◆ ◆ ◆

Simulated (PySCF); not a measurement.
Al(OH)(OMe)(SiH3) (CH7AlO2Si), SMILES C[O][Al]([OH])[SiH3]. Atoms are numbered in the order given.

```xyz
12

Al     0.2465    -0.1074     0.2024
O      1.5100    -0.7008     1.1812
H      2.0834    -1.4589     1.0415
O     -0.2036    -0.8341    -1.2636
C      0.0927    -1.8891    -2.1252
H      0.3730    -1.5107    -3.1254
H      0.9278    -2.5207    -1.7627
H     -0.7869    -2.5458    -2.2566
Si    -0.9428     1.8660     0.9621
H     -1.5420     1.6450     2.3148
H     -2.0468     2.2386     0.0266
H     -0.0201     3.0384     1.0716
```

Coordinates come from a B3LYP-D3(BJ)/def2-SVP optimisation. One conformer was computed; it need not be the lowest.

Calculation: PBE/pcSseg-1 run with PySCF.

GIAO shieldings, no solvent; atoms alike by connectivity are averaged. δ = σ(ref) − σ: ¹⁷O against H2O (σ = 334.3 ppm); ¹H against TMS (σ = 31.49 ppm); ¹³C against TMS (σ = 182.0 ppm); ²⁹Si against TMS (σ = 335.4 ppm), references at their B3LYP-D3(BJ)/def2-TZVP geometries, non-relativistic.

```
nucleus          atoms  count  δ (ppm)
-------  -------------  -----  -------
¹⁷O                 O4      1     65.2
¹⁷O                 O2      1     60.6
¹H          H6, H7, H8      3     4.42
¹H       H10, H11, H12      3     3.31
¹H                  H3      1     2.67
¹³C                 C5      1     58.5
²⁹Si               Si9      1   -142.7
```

◆ ◆ ◆

**Assigned task:** In the listing above, find the line containing "Al(OH)(OMe)(SiH3) (CH7AlO2Si), SMILES" and the line containing "Calculation: PBE/pcSseg-1 run with PySCF.", then repeat those two lines and everything between them exactly.

**Solution:**
Al(OH)(OMe)(SiH3) (CH7AlO2Si), SMILES C[O][Al]([OH])[SiH3]. Atoms are numbered in the order given.

```xyz
12

Al     0.2465    -0.1074     0.2024
O      1.5100    -0.7008     1.1812
H      2.0834    -1.4589     1.0415
O     -0.2036    -0.8341    -1.2636
C      0.0927    -1.8891    -2.1252
H      0.3730    -1.5107    -3.1254
H      0.9278    -2.5207    -1.7627
H     -0.7869    -2.5458    -2.2566
Si    -0.9428     1.8660     0.9621
H     -1.5420     1.6450     2.3148
H     -2.0468     2.2386     0.0266
H     -0.0201     3.0384     1.0716
```

Coordinates come from a B3LYP-D3(BJ)/def2-SVP optimisation. One conformer was computed; it need not be the lowest.

Calculation: PBE/pcSseg-1 run with PySCF.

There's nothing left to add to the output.